• TASK ITEM:
What you return must be every line from the beginning of the data through the line holding "A: It has no", unchanged.

Start of Block
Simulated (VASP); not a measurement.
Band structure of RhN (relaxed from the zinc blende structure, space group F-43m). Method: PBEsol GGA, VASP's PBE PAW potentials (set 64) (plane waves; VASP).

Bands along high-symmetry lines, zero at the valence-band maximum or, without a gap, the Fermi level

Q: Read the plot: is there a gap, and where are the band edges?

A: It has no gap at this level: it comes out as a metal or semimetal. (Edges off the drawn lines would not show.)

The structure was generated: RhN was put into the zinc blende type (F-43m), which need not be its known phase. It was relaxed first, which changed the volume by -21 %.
End of Block

• ANSWER BOX:
Simulated (VASP); not a measurement.
Band structure of RhN (relaxed from the zinc blende structure, space group F-43m). Method: PBEsol GGA, VASP's PBE PAW potentials (set 64) (plane waves; VASP).

Bands along high-symmetry lines, zero at the valence-band maximum or, without a gap, the Fermi level

Q: Read the plot: is there a gap, and where are the band edges?

A: It has no gap at this level: it comes out as a metal or semimetal. (Edges off the drawn lines would not show.)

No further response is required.